| Provided records |
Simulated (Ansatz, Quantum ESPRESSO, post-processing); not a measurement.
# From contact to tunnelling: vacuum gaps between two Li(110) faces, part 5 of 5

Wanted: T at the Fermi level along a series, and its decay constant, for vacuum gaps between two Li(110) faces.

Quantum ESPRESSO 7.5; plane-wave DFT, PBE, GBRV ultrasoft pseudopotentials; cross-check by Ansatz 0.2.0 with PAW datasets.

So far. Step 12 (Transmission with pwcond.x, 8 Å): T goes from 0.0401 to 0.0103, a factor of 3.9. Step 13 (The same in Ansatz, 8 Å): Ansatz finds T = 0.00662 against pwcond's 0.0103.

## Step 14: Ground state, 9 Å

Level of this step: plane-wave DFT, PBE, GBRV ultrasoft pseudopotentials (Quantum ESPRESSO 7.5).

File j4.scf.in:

| Work instruction |
Each line in the entries above, starting at the line with "# From contact" and ending at the line with "Level of this", is to be printed exactly, and only those lines.

| Task output |
# From contact to tunnelling: vacuum gaps between two Li(110) faces, part 5 of 5

Wanted: T at the Fermi level along a series, and its decay constant, for vacuum gaps between two Li(110) faces.

Quantum ESPRESSO 7.5; plane-wave DFT, PBE, GBRV ultrasoft pseudopotentials; cross-check by Ansatz 0.2.0 with PAW datasets.

So far. Step 12 (Transmission with pwcond.x, 8 Å): T goes from 0.0401 to 0.0103, a factor of 3.9. Step 13 (The same in Ansatz, 8 Å): Ansatz finds T = 0.00662 against pwcond's 0.0103.

## Step 14: Ground state, 9 Å

Level of this step: plane-wave DFT, PBE, GBRV ultrasoft pseudopotentials (Quantum ESPRESSO 7.5).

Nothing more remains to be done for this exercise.